========================================
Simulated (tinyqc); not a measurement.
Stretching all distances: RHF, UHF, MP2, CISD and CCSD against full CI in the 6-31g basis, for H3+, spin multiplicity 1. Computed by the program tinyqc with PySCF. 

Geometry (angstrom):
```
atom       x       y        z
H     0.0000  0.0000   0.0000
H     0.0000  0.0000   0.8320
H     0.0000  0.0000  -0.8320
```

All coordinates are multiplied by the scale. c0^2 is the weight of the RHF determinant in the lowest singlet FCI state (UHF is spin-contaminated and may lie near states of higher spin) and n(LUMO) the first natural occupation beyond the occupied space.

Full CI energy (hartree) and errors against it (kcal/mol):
========================================

• **Work item**
All lines in the material are to be returned exactly.

• **Response**
Simulated (tinyqc); not a measurement.
Stretching all distances: RHF, UHF, MP2, CISD and CCSD against full CI in the 6-31g basis, for H3+, spin multiplicity 1. Computed by the program tinyqc with PySCF. 

Geometry (angstrom):
```
atom       x       y        z
H     0.0000  0.0000   0.0000
H     0.0000  0.0000   0.8320
H     0.0000  0.0000  -0.8320
```

All coordinates are multiplied by the scale. c0^2 is the weight of the RHF determinant in the lowest singlet FCI state (UHF is spin-contaminated and may lie near states of higher spin) and n(LUMO) the first natural occupation beyond the occupied space.

Full CI energy (hartree) and errors against it (kcal/mol):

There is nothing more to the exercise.